- **Exercise**:
Transcribe the listing from its top line through the line with "first, properties next**". Keep it exact, both ends included, and add nothing.

....

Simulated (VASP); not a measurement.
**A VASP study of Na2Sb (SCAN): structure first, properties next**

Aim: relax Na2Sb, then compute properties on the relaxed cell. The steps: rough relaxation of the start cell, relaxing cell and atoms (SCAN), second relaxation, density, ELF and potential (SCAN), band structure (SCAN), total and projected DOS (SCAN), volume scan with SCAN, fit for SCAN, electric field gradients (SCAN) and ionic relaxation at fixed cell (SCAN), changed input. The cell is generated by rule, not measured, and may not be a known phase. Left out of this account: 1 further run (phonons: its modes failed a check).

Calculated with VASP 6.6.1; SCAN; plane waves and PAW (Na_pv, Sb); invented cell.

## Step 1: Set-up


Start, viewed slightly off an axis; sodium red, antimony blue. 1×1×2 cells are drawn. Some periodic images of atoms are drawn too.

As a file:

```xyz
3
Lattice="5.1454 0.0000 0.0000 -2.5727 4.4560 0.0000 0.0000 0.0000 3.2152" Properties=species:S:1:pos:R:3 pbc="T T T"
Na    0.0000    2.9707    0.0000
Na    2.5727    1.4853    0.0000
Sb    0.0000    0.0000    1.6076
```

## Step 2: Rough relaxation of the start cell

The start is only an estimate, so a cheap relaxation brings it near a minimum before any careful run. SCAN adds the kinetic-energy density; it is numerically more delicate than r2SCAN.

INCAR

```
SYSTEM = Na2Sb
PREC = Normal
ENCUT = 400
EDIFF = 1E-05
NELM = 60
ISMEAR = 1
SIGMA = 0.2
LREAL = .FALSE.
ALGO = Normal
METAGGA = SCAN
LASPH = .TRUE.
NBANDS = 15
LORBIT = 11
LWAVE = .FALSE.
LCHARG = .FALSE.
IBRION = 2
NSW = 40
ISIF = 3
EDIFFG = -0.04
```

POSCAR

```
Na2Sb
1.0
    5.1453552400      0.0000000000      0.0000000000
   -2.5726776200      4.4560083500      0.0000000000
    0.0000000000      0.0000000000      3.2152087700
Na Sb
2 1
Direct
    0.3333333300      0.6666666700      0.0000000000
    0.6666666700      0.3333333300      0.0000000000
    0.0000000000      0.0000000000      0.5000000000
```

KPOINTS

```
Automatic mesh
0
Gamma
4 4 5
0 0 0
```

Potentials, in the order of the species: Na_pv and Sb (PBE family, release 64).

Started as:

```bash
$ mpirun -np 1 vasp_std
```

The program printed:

....

- **Your solution**:
Simulated (VASP); not a measurement.
**A VASP study of Na2Sb (SCAN): structure first, properties next**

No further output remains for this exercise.